◆ Work request ◆
Write out, please, the lines from the beginning of the material to the line with "The sums over", including both ends and nothing else.

Start of Block

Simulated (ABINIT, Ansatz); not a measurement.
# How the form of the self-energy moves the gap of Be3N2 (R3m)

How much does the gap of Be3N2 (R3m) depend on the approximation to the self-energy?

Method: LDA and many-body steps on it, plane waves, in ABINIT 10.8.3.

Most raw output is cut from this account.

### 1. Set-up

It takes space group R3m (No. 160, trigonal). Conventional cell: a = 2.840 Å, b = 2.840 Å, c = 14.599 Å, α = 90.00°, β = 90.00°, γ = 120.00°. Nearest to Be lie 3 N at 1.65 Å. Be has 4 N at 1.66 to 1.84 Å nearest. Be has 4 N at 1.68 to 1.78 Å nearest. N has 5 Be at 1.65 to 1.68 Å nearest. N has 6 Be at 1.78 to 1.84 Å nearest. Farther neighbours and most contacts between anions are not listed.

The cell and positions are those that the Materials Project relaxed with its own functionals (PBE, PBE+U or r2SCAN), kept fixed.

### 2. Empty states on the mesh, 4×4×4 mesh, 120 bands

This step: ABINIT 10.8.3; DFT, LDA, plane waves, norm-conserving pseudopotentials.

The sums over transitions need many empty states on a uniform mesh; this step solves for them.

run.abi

End of Block

◆ Answer box ◆
Simulated (ABINIT, Ansatz); not a measurement.
# How the form of the self-energy moves the gap of Be3N2 (R3m)

How much does the gap of Be3N2 (R3m) depend on the approximation to the self-energy?

Method: LDA and many-body steps on it, plane waves, in ABINIT 10.8.3.

Most raw output is cut from this account.

### 1. Set-up

It takes space group R3m (No. 160, trigonal). Conventional cell: a = 2.840 Å, b = 2.840 Å, c = 14.599 Å, α = 90.00°, β = 90.00°, γ = 120.00°. Nearest to Be lie 3 N at 1.65 Å. Be has 4 N at 1.66 to 1.84 Å nearest. Be has 4 N at 1.68 to 1.78 Å nearest. N has 5 Be at 1.65 to 1.68 Å nearest. N has 6 Be at 1.78 to 1.84 Å nearest. Farther neighbours and most contacts between anions are not listed.

The cell and positions are those that the Materials Project relaxed with its own functionals (PBE, PBE+U or r2SCAN), kept fixed.

### 2. Empty states on the mesh, 4×4×4 mesh, 120 bands

This step: ABINIT 10.8.3; DFT, LDA, plane waves, norm-conserving pseudopotentials.

The sums over transitions need many empty states on a uniform mesh; this step solves for them.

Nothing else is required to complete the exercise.